• **Work item**: Your reply should consist solely of the lines from the start of the material below through the line containing "Level of theory: unrestricted", reproduced exactly.

• **Input data**:
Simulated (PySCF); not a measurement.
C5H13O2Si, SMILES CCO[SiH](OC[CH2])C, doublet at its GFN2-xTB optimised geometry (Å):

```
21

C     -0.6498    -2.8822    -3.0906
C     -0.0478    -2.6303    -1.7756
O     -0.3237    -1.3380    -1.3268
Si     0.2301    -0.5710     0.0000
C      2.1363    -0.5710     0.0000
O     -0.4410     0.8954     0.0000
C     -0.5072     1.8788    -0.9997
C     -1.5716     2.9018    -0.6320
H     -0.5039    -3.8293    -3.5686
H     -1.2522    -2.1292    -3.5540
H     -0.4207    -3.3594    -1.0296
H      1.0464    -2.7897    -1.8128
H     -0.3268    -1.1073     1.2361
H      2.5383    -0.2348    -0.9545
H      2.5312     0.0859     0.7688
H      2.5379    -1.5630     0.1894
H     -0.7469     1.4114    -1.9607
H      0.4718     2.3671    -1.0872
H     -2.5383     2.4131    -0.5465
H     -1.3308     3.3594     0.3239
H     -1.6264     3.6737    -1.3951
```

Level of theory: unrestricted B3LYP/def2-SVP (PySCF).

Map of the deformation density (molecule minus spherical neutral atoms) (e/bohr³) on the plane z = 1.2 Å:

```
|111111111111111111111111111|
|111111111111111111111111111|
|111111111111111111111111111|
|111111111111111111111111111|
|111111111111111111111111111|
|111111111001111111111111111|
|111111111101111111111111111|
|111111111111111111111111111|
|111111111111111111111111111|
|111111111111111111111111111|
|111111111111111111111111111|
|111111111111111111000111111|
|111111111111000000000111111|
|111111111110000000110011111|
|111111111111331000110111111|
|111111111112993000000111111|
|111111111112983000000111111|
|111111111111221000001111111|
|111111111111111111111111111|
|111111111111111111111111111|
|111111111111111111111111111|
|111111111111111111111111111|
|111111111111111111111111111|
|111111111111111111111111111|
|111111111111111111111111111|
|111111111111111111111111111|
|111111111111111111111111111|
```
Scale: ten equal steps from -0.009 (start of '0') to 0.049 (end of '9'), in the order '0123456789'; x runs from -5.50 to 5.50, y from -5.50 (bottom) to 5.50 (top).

• **Reply**:
Simulated (PySCF); not a measurement.
C5H13O2Si, SMILES CCO[SiH](OC[CH2])C, doublet at its GFN2-xTB optimised geometry (Å):

```
21

C     -0.6498    -2.8822    -3.0906
C     -0.0478    -2.6303    -1.7756
O     -0.3237    -1.3380    -1.3268
Si     0.2301    -0.5710     0.0000
C      2.1363    -0.5710     0.0000
O     -0.4410     0.8954     0.0000
C     -0.5072     1.8788    -0.9997
C     -1.5716     2.9018    -0.6320
H     -0.5039    -3.8293    -3.5686
H     -1.2522    -2.1292    -3.5540
H     -0.4207    -3.3594    -1.0296
H      1.0464    -2.7897    -1.8128
H     -0.3268    -1.1073     1.2361
H      2.5383    -0.2348    -0.9545
H      2.5312     0.0859     0.7688
H      2.5379    -1.5630     0.1894
H     -0.7469     1.4114    -1.9607
H      0.4718     2.3671    -1.0872
H     -2.5383     2.4131    -0.5465
H     -1.3308     3.3594     0.3239
H     -1.6264     3.6737    -1.3951
```

Level of theory: unrestricted B3LYP/def2-SVP (PySCF).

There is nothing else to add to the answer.